(Records provided Opens)

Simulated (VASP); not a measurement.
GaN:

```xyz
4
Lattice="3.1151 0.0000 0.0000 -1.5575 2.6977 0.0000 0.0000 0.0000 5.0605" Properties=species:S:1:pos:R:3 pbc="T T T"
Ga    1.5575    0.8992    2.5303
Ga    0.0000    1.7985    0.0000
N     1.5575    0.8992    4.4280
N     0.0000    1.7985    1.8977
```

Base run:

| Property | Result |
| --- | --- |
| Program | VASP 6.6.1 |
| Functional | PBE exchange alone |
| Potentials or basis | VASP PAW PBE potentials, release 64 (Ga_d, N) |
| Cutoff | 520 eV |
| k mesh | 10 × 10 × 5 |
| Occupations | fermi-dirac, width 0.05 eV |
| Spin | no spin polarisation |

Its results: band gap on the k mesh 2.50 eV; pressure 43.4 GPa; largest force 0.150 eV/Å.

(Records provided Closes)

Return everything in the records. Keep each line exactly as written.

* [Exercise answer]:
Simulated (VASP); not a measurement.
GaN:

```xyz
4
Lattice="3.1151 0.0000 0.0000 -1.5575 2.6977 0.0000 0.0000 0.0000 5.0605" Properties=species:S:1:pos:R:3 pbc="T T T"
Ga    1.5575    0.8992    2.5303
Ga    0.0000    1.7985    0.0000
N     1.5575    0.8992    4.4280
N     0.0000    1.7985    1.8977
```

Base run:

| Property | Result |
| --- | --- |
| Program | VASP 6.6.1 |
| Functional | PBE exchange alone |
| Potentials or basis | VASP PAW PBE potentials, release 64 (Ga_d, N) |
| Cutoff | 520 eV |
| k mesh | 10 × 10 × 5 |
| Occupations | fermi-dirac, width 0.05 eV |
| Spin | no spin polarisation |

Its results: band gap on the k mesh 2.50 eV; pressure 43.4 GPa; largest force 0.150 eV/Å.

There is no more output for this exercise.